● **REQUIREMENT**: Copy the records below word for word, leaving out nothing.

** Opening SOURCE MATERIAL block **

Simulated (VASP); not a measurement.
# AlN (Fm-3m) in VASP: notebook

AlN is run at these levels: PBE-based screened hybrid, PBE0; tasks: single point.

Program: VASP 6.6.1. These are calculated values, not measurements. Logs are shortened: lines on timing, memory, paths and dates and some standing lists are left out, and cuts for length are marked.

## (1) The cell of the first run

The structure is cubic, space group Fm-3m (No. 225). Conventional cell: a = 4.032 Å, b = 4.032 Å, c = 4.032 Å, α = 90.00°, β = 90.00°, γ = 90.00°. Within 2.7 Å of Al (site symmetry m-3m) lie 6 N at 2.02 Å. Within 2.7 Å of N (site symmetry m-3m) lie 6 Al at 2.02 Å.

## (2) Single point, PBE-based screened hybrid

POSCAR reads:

** Closing SOURCE MATERIAL block **

● **ANSWER SPACE**:
Simulated (VASP); not a measurement.
# AlN (Fm-3m) in VASP: notebook

AlN is run at these levels: PBE-based screened hybrid, PBE0; tasks: single point.

Program: VASP 6.6.1. These are calculated values, not measurements. Logs are shortened: lines on timing, memory, paths and dates and some standing lists are left out, and cuts for length are marked.

## (1) The cell of the first run

The structure is cubic, space group Fm-3m (No. 225). Conventional cell: a = 4.032 Å, b = 4.032 Å, c = 4.032 Å, α = 90.00°, β = 90.00°, γ = 90.00°. Within 2.7 Å of Al (site symmetry m-3m) lie 6 N at 2.02 Å. Within 2.7 Å of N (site symmetry m-3m) lie 6 Al at 2.02 Å.

## (2) Single point, PBE-based screened hybrid

POSCAR reads:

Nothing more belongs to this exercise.